### Data under study
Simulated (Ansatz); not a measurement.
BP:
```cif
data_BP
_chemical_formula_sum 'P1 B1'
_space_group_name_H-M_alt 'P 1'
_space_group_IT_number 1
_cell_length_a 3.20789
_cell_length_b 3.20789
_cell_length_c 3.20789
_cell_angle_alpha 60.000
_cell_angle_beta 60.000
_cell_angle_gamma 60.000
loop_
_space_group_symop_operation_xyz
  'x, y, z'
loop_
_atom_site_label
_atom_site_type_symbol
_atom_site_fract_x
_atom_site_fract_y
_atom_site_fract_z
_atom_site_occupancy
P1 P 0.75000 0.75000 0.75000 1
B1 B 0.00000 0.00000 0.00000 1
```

### Work order
With nothing left out, transcribe the records above exactly.

### Exercise answer
Simulated (Ansatz); not a measurement.
BP:
```cif
data_BP
_chemical_formula_sum 'P1 B1'
_space_group_name_H-M_alt 'P 1'
_space_group_IT_number 1
_cell_length_a 3.20789
_cell_length_b 3.20789
_cell_length_c 3.20789
_cell_angle_alpha 60.000
_cell_angle_beta 60.000
_cell_angle_gamma 60.000
loop_
_space_group_symop_operation_xyz
  'x, y, z'
loop_
_atom_site_label
_atom_site_type_symbol
_atom_site_fract_x
_atom_site_fract_y
_atom_site_fract_z
_atom_site_occupancy
P1 P 0.75000 0.75000 0.75000 1
B1 B 0.00000 0.00000 0.00000 1
```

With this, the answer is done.